----------

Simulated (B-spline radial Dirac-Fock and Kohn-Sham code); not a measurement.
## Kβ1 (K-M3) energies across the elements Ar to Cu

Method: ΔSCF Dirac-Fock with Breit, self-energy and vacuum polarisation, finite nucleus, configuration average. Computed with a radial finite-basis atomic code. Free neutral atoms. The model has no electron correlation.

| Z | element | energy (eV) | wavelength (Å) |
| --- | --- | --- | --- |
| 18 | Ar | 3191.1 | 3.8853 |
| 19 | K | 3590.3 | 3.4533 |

----------

◆ Work request ◆
Reproduce all of the listing, exactly as given.

◆ Exercise result ◆
Simulated (B-spline radial Dirac-Fock and Kohn-Sham code); not a measurement.
## Kβ1 (K-M3) energies across the elements Ar to Cu

Method: ΔSCF Dirac-Fock with Breit, self-energy and vacuum polarisation, finite nucleus, configuration average. Computed with a radial finite-basis atomic code. Free neutral atoms. The model has no electron correlation.

| Z | element | energy (eV) | wavelength (Å) |
| --- | --- | --- | --- |
| 18 | Ar | 3191.1 | 3.8853 |
| 19 | K | 3590.3 | 3.4533 |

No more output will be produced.